_Work order_. Retype each line of the listing below, from the first through the one holding "All numbers below", with no other lines.

+---+

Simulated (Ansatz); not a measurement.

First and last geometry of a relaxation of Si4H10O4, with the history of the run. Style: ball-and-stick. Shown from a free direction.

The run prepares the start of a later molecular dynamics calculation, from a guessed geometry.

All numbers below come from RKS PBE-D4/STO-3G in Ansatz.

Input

+---+

_Task solution_.
Simulated (Ansatz); not a measurement.

First and last geometry of a relaxation of Si4H10O4, with the history of the run. Style: ball-and-stick. Shown from a free direction.

The run prepares the start of a later molecular dynamics calculation, from a guessed geometry.

All numbers below come from RKS PBE-D4/STO-3G in Ansatz.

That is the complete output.